**DATASET CONTENT:**
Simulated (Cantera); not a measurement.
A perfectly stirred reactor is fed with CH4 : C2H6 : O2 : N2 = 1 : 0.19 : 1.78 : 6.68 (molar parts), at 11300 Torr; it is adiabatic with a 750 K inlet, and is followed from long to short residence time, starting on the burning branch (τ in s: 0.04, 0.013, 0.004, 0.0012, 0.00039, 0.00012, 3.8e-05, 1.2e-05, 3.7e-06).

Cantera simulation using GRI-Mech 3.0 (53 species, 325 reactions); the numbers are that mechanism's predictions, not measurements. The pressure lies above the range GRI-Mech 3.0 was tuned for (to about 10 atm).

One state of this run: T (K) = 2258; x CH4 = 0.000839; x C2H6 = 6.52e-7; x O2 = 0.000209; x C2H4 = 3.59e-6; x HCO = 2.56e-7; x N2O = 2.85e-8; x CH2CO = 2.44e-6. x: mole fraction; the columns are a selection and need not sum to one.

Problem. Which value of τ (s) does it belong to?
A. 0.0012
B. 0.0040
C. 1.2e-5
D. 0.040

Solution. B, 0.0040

**WORK REQUEST:**
Every line above is to be transcribed exactly, with nothing missed.

**YOUR RESPONSE:**
Simulated (Cantera); not a measurement.
A perfectly stirred reactor is fed with CH4 : C2H6 : O2 : N2 = 1 : 0.19 : 1.78 : 6.68 (molar parts), at 11300 Torr; it is adiabatic with a 750 K inlet, and is followed from long to short residence time, starting on the burning branch (τ in s: 0.04, 0.013, 0.004, 0.0012, 0.00039, 0.00012, 3.8e-05, 1.2e-05, 3.7e-06).

Cantera simulation using GRI-Mech 3.0 (53 species, 325 reactions); the numbers are that mechanism's predictions, not measurements. The pressure lies above the range GRI-Mech 3.0 was tuned for (to about 10 atm).

One state of this run: T (K) = 2258; x CH4 = 0.000839; x C2H6 = 6.52e-7; x O2 = 0.000209; x C2H4 = 3.59e-6; x HCO = 2.56e-7; x N2O = 2.85e-8; x CH2CO = 2.44e-6. x: mole fraction; the columns are a selection and need not sum to one.

Problem. Which value of τ (s) does it belong to?
A. 0.0012
B. 0.0040
C. 1.2e-5
D. 0.040

Solution. B, 0.0040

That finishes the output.